_Work task_. The response should be the lines of the data, starting at the first and ending at the one that contains "they differ most.", copied without change.

_Given records_.
==============================
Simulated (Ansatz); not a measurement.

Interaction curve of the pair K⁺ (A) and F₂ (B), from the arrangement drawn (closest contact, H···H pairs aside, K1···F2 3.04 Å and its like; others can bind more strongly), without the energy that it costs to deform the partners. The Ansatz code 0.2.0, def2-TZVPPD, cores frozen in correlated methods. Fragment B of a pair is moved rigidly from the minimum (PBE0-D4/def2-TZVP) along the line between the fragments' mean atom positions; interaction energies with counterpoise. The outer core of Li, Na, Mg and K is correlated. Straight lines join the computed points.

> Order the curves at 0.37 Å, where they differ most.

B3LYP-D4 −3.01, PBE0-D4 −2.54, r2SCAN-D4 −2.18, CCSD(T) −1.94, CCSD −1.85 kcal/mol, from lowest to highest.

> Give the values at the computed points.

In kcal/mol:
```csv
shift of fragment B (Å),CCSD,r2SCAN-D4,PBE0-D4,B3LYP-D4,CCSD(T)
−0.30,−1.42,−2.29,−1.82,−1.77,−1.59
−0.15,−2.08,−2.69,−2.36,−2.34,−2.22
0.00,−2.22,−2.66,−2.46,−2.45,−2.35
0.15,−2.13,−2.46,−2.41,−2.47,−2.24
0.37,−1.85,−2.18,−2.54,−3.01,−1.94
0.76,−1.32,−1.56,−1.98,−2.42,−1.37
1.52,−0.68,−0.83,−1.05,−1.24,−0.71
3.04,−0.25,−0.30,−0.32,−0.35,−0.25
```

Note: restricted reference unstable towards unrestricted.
==============================

_Task solution_.
Simulated (Ansatz); not a measurement.

Interaction curve of the pair K⁺ (A) and F₂ (B), from the arrangement drawn (closest contact, H···H pairs aside, K1···F2 3.04 Å and its like; others can bind more strongly), without the energy that it costs to deform the partners. The Ansatz code 0.2.0, def2-TZVPPD, cores frozen in correlated methods. Fragment B of a pair is moved rigidly from the minimum (PBE0-D4/def2-TZVP) along the line between the fragments' mean atom positions; interaction energies with counterpoise. The outer core of Li, Na, Mg and K is correlated. Straight lines join the computed points.

> Order the curves at 0.37 Å, where they differ most.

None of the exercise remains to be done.